————
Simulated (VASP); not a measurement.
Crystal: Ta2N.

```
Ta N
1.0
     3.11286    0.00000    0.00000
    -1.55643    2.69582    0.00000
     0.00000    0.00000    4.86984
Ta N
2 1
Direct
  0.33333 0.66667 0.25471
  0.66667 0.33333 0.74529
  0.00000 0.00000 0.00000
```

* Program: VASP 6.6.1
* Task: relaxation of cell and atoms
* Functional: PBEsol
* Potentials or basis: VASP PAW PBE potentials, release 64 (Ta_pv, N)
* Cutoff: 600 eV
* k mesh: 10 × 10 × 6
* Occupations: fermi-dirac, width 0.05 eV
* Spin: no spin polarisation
————

**Task item**
All the records, from start to finish, are to be repeated exactly.

**Task solution**
Simulated (VASP); not a measurement.
Crystal: Ta2N.

```
Ta N
1.0
     3.11286    0.00000    0.00000
    -1.55643    2.69582    0.00000
     0.00000    0.00000    4.86984
Ta N
2 1
Direct
  0.33333 0.66667 0.25471
  0.66667 0.33333 0.74529
  0.00000 0.00000 0.00000
```

* Program: VASP 6.6.1
* Task: relaxation of cell and atoms
* Functional: PBEsol
* Potentials or basis: VASP PAW PBE potentials, release 64 (Ta_pv, N)
* Cutoff: 600 eV
* k mesh: 10 × 10 × 6
* Occupations: fermi-dirac, width 0.05 eV
* Spin: no spin polarisation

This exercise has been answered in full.